▸ **DATA RECORDS**:
════

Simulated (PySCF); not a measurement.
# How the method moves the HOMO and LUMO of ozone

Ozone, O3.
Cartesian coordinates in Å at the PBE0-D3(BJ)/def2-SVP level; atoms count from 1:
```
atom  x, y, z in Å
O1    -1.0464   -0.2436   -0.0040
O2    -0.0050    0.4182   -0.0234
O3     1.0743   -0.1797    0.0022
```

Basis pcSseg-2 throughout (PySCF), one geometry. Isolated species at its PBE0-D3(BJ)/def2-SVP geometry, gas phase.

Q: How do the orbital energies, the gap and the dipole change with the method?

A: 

════

▸ **WORK INSTRUCTION**: Word for word, transcribe each of the entries above.

▸ **YOUR SOLUTION**:
Simulated (PySCF); not a measurement.
# How the method moves the HOMO and LUMO of ozone

Ozone, O3.
Cartesian coordinates in Å at the PBE0-D3(BJ)/def2-SVP level; atoms count from 1:
```
atom  x, y, z in Å
O1    -1.0464   -0.2436   -0.0040
O2    -0.0050    0.4182   -0.0234
O3     1.0743   -0.1797    0.0022
```

Basis pcSseg-2 throughout (PySCF), one geometry. Isolated species at its PBE0-D3(BJ)/def2-SVP geometry, gas phase.

Q: How do the orbital energies, the gap and the dipole change with the method?

A: 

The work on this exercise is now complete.